WORK INSTRUCTION: Set out exactly every line of the entries below, starting at the line that holds "The starting cell" and stopping after the line that holds "Q: What are".

INFORMATION GIVEN START
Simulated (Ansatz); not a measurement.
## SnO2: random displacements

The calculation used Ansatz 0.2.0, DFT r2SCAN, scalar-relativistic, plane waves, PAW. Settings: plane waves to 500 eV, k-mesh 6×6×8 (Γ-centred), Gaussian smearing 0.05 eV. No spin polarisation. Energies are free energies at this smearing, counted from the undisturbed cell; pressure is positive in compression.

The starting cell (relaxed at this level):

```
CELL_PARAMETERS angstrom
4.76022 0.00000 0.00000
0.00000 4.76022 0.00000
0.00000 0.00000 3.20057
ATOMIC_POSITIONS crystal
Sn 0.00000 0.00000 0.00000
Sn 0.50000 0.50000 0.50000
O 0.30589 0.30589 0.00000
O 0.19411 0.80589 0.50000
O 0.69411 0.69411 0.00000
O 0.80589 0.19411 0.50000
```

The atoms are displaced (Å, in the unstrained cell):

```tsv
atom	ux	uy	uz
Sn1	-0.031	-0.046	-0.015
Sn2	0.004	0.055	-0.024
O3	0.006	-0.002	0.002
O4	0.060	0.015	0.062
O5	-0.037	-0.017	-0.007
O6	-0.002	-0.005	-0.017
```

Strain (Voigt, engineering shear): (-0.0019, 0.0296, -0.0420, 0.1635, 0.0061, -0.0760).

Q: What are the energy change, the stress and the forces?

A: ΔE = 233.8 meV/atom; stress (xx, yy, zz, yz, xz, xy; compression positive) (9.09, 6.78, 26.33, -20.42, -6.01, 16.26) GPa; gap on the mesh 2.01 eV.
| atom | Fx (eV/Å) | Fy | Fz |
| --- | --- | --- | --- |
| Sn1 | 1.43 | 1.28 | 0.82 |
INFORMATION GIVEN END

YOUR SOLUTION:
The starting cell (relaxed at this level):

```
CELL_PARAMETERS angstrom
4.76022 0.00000 0.00000
0.00000 4.76022 0.00000
0.00000 0.00000 3.20057
ATOMIC_POSITIONS crystal
Sn 0.00000 0.00000 0.00000
Sn 0.50000 0.50000 0.50000
O 0.30589 0.30589 0.00000
O 0.19411 0.80589 0.50000
O 0.69411 0.69411 0.00000
O 0.80589 0.19411 0.50000
```

The atoms are displaced (Å, in the unstrained cell):

```tsv
atom	ux	uy	uz
Sn1	-0.031	-0.046	-0.015
Sn2	0.004	0.055	-0.024
O3	0.006	-0.002	0.002
O4	0.060	0.015	0.062
O5	-0.037	-0.017	-0.007
O6	-0.002	-0.005	-0.017
```

Strain (Voigt, engineering shear): (-0.0019, 0.0296, -0.0420, 0.1635, 0.0061, -0.0760).

Q: What are the energy change, the stress and the forces?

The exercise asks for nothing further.